- Information provided
⁂

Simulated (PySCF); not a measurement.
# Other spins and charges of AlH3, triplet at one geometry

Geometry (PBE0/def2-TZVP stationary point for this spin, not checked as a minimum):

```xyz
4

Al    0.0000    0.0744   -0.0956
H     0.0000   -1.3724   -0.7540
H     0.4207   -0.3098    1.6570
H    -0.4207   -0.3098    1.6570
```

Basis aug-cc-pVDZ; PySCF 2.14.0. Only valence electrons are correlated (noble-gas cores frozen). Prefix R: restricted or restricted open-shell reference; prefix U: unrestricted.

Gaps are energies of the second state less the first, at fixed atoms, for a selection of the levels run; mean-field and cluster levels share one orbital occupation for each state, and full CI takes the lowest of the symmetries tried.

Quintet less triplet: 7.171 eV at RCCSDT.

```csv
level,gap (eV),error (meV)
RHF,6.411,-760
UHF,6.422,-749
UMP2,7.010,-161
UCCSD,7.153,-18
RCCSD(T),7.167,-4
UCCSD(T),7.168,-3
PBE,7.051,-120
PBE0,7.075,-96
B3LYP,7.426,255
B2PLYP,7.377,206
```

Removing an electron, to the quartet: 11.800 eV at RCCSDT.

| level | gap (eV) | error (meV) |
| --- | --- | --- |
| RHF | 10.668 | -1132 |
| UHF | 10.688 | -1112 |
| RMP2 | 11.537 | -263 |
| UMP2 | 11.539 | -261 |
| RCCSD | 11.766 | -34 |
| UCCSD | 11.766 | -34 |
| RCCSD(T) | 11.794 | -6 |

⁂

- Work order
Reproduce the data above exactly, leaving nothing out.

- Task response
Simulated (PySCF); not a measurement.
# Other spins and charges of AlH3, triplet at one geometry

Geometry (PBE0/def2-TZVP stationary point for this spin, not checked as a minimum):

```xyz
4

Al    0.0000    0.0744   -0.0956
H     0.0000   -1.3724   -0.7540
H     0.4207   -0.3098    1.6570
H    -0.4207   -0.3098    1.6570
```

Basis aug-cc-pVDZ; PySCF 2.14.0. Only valence electrons are correlated (noble-gas cores frozen). Prefix R: restricted or restricted open-shell reference; prefix U: unrestricted.

Gaps are energies of the second state less the first, at fixed atoms, for a selection of the levels run; mean-field and cluster levels share one orbital occupation for each state, and full CI takes the lowest of the symmetries tried.

Quintet less triplet: 7.171 eV at RCCSDT.

```csv
level,gap (eV),error (meV)
RHF,6.411,-760
UHF,6.422,-749
UMP2,7.010,-161
UCCSD,7.153,-18
RCCSD(T),7.167,-4
UCCSD(T),7.168,-3
PBE,7.051,-120
PBE0,7.075,-96
B3LYP,7.426,255
B2PLYP,7.377,206
```

Removing an electron, to the quartet: 11.800 eV at RCCSDT.

| level | gap (eV) | error (meV) |
| --- | --- | --- |
| RHF | 10.668 | -1132 |
| UHF | 10.688 | -1112 |
| RMP2 | 11.537 | -263 |
| UMP2 | 11.539 | -261 |
| RCCSD | 11.766 | -34 |
| UCCSD | 11.766 | -34 |
| RCCSD(T) | 11.794 | -6 |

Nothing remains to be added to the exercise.